• _ASSIGNMENT_
Reproduce the listing verbatim through the line with "(a) 7.68; (b) 7.45.".

• _ENTRIES SUPPLIED_
━━━━
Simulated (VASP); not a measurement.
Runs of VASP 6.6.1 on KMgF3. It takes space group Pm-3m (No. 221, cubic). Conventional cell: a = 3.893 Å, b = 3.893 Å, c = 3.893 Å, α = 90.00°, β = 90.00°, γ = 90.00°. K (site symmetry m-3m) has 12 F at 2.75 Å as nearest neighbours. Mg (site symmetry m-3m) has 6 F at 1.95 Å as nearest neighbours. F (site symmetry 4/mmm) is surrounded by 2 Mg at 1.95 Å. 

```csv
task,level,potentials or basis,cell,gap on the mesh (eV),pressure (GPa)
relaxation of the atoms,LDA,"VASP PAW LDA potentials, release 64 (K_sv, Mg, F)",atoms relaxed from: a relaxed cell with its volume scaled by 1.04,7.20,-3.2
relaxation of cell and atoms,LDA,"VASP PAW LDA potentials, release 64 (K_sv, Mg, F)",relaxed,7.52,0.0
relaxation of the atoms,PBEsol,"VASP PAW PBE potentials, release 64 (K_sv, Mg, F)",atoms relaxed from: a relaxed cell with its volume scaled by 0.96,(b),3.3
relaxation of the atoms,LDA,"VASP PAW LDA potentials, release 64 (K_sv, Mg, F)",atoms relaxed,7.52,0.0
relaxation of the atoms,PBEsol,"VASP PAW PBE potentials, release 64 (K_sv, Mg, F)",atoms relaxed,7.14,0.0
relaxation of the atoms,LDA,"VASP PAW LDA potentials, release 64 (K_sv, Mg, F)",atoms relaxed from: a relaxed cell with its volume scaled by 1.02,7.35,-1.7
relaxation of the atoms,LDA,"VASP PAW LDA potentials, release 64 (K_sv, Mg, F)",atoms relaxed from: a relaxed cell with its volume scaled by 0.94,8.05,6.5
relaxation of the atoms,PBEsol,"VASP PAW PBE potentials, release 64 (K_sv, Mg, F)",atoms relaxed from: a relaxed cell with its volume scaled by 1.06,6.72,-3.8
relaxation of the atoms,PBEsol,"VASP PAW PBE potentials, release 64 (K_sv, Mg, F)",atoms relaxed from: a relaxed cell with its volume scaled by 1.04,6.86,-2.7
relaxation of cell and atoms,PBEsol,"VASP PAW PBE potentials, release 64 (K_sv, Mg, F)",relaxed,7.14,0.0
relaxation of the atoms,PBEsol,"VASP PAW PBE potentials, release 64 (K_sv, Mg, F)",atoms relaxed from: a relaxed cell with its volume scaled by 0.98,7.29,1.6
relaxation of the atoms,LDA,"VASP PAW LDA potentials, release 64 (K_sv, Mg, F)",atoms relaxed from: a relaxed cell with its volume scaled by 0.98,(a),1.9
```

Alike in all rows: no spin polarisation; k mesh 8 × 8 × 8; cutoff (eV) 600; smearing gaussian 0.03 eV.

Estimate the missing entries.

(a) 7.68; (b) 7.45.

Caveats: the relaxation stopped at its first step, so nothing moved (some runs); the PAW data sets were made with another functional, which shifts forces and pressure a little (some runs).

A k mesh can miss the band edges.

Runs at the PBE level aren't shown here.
━━━━

• _RESULT_
Simulated (VASP); not a measurement.
Runs of VASP 6.6.1 on KMgF3. It takes space group Pm-3m (No. 221, cubic). Conventional cell: a = 3.893 Å, b = 3.893 Å, c = 3.893 Å, α = 90.00°, β = 90.00°, γ = 90.00°. K (site symmetry m-3m) has 12 F at 2.75 Å as nearest neighbours. Mg (site symmetry m-3m) has 6 F at 1.95 Å as nearest neighbours. F (site symmetry 4/mmm) is surrounded by 2 Mg at 1.95 Å. 

```csv
task,level,potentials or basis,cell,gap on the mesh (eV),pressure (GPa)
relaxation of the atoms,LDA,"VASP PAW LDA potentials, release 64 (K_sv, Mg, F)",atoms relaxed from: a relaxed cell with its volume scaled by 1.04,7.20,-3.2
relaxation of cell and atoms,LDA,"VASP PAW LDA potentials, release 64 (K_sv, Mg, F)",relaxed,7.52,0.0
relaxation of the atoms,PBEsol,"VASP PAW PBE potentials, release 64 (K_sv, Mg, F)",atoms relaxed from: a relaxed cell with its volume scaled by 0.96,(b),3.3
relaxation of the atoms,LDA,"VASP PAW LDA potentials, release 64 (K_sv, Mg, F)",atoms relaxed,7.52,0.0
relaxation of the atoms,PBEsol,"VASP PAW PBE potentials, release 64 (K_sv, Mg, F)",atoms relaxed,7.14,0.0
relaxation of the atoms,LDA,"VASP PAW LDA potentials, release 64 (K_sv, Mg, F)",atoms relaxed from: a relaxed cell with its volume scaled by 1.02,7.35,-1.7
relaxation of the atoms,LDA,"VASP PAW LDA potentials, release 64 (K_sv, Mg, F)",atoms relaxed from: a relaxed cell with its volume scaled by 0.94,8.05,6.5
relaxation of the atoms,PBEsol,"VASP PAW PBE potentials, release 64 (K_sv, Mg, F)",atoms relaxed from: a relaxed cell with its volume scaled by 1.06,6.72,-3.8
relaxation of the atoms,PBEsol,"VASP PAW PBE potentials, release 64 (K_sv, Mg, F)",atoms relaxed from: a relaxed cell with its volume scaled by 1.04,6.86,-2.7
relaxation of cell and atoms,PBEsol,"VASP PAW PBE potentials, release 64 (K_sv, Mg, F)",relaxed,7.14,0.0
relaxation of the atoms,PBEsol,"VASP PAW PBE potentials, release 64 (K_sv, Mg, F)",atoms relaxed from: a relaxed cell with its volume scaled by 0.98,7.29,1.6
relaxation of the atoms,LDA,"VASP PAW LDA potentials, release 64 (K_sv, Mg, F)",atoms relaxed from: a relaxed cell with its volume scaled by 0.98,(a),1.9
```

Alike in all rows: no spin polarisation; k mesh 8 × 8 × 8; cutoff (eV) 600; smearing gaussian 0.03 eV.

Estimate the missing entries.

(a) 7.68; (b) 7.45.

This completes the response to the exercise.